### [EXCERPTED DATA]
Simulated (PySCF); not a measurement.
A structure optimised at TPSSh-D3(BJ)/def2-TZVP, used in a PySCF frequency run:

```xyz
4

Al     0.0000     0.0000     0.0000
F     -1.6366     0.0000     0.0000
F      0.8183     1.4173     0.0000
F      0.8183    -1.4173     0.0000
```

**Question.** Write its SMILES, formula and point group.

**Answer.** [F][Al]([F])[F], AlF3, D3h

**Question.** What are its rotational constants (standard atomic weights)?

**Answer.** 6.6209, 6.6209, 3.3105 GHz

### [ASSIGNED TASK]
Line by line, output the records exactly as given.

### [RESPONSE AREA]
Simulated (PySCF); not a measurement.
A structure optimised at TPSSh-D3(BJ)/def2-TZVP, used in a PySCF frequency run:

```xyz
4

Al     0.0000     0.0000     0.0000
F     -1.6366     0.0000     0.0000
F      0.8183     1.4173     0.0000
F      0.8183    -1.4173     0.0000
```

**Question.** Write its SMILES, formula and point group.

**Answer.** [F][Al]([F])[F], AlF3, D3h

**Question.** What are its rotational constants (standard atomic weights)?

**Answer.** 6.6209, 6.6209, 3.3105 GHz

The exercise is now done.